******

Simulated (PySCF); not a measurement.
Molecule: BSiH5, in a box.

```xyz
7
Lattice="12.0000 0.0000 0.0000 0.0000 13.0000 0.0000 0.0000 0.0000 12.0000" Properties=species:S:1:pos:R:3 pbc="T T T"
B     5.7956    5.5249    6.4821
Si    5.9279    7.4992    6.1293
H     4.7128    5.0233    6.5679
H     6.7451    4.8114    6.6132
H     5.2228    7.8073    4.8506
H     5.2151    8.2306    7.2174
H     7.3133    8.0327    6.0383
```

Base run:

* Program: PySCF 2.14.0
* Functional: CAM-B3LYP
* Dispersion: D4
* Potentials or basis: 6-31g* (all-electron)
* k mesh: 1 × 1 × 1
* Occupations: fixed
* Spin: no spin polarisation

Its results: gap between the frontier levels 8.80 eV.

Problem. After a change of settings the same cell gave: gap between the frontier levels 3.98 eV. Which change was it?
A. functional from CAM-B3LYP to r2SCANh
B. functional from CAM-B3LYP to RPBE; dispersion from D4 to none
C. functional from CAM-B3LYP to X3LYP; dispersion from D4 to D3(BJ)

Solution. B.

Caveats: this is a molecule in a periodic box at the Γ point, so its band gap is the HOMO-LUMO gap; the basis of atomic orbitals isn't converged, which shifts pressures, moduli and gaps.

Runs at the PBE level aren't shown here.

******

Requirement:
Reproduce exactly the entries above, limited to the lines from the one with "C. functional from" through the one with "Caveats: this is", both included.

Your response:
C. functional from CAM-B3LYP to X3LYP; dispersion from D4 to D3(BJ)

Solution. B.

Caveats: this is a molecule in a periodic box at the Γ point, so its band gap is the HOMO-LUMO gap; the basis of atomic orbitals isn't converged, which shifts pressures, moduli and gaps.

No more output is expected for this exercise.